GIVEN ENTRIES ▸
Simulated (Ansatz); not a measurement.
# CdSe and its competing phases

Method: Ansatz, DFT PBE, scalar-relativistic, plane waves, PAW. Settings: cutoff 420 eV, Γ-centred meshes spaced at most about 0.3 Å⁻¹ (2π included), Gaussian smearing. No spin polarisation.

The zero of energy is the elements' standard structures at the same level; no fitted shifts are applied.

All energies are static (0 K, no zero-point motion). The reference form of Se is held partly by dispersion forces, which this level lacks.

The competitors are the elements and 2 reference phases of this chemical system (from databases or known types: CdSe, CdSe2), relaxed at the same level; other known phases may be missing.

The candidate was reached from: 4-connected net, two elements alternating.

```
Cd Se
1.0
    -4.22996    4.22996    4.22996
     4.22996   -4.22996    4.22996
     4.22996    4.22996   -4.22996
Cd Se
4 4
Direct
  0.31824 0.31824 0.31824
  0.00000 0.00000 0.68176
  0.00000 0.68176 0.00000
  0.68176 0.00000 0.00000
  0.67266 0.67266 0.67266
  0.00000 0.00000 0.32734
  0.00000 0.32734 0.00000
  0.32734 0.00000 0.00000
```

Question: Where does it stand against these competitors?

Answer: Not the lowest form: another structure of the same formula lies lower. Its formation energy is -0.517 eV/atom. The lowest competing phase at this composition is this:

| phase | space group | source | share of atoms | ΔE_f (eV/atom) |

WORK INSTRUCTION ▸ Repeat exactly the lines of the listing above, from the one with "All energies are" down to the one with "Answer: Not the"; both of those lines belong in the range.

ANSWER BOX ▸
All energies are static (0 K, no zero-point motion). The reference form of Se is held partly by dispersion forces, which this level lacks.

The competitors are the elements and 2 reference phases of this chemical system (from databases or known types: CdSe, CdSe2), relaxed at the same level; other known phases may be missing.

The candidate was reached from: 4-connected net, two elements alternating.

```
Cd Se
1.0
    -4.22996    4.22996    4.22996
     4.22996   -4.22996    4.22996
     4.22996    4.22996   -4.22996
Cd Se
4 4
Direct
  0.31824 0.31824 0.31824
  0.00000 0.00000 0.68176
  0.00000 0.68176 0.00000
  0.68176 0.00000 0.00000
  0.67266 0.67266 0.67266
  0.00000 0.00000 0.32734
  0.00000 0.32734 0.00000
  0.32734 0.00000 0.00000
```

Question: Where does it stand against these competitors?

Answer: Not the lowest form: another structure of the same formula lies lower. Its formation energy is -0.517 eV/atom. The lowest competing phase at this composition is this:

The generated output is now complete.